Work order>
Below are the entries. Transcribe exactly the lines from the one with "Which level of" through the one with "point nucleus |", ends included, and leave out all others.

Extracted data>
--- START ---
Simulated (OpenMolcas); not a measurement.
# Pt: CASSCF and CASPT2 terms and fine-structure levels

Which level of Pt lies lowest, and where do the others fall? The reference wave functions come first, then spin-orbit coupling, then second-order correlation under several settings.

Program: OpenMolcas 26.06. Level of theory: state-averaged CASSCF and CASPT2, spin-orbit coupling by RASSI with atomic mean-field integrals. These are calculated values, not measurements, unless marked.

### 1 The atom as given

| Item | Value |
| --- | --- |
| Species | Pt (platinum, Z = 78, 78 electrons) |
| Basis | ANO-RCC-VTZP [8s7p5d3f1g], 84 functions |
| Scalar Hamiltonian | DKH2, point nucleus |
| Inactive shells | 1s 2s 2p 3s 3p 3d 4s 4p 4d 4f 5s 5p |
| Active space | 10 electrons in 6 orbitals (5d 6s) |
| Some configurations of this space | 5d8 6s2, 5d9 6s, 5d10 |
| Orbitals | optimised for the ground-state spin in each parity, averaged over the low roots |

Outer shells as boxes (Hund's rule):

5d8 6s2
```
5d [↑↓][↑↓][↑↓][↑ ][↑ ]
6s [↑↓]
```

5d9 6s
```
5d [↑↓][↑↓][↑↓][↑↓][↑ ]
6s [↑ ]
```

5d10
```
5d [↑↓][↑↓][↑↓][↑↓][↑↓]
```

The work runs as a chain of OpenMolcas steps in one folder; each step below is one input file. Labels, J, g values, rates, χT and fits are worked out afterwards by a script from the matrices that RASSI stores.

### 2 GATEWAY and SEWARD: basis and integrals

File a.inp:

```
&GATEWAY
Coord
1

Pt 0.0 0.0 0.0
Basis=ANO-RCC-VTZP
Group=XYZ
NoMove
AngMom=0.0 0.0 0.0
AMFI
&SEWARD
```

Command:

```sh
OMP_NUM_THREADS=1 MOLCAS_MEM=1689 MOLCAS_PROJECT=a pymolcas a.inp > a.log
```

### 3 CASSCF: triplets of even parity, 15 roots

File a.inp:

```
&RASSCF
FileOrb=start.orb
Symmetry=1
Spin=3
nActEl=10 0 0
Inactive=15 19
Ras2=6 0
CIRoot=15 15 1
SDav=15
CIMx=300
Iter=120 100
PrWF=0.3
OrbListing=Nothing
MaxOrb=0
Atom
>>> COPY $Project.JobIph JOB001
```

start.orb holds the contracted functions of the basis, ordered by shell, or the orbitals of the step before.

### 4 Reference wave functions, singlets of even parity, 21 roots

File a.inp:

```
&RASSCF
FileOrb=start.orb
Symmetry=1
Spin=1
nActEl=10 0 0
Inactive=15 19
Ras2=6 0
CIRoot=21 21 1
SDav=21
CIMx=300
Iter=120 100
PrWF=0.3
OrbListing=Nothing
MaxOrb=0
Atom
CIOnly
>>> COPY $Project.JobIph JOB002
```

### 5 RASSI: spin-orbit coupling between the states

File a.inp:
--- END ---

Exercise solution>
Which level of Pt lies lowest, and where do the others fall? The reference wave functions come first, then spin-orbit coupling, then second-order correlation under several settings.

Program: OpenMolcas 26.06. Level of theory: state-averaged CASSCF and CASPT2, spin-orbit coupling by RASSI with atomic mean-field integrals. These are calculated values, not measurements, unless marked.

### 1 The atom as given

| Item | Value |
| --- | --- |
| Species | Pt (platinum, Z = 78, 78 electrons) |
| Basis | ANO-RCC-VTZP [8s7p5d3f1g], 84 functions |
| Scalar Hamiltonian | DKH2, point nucleus |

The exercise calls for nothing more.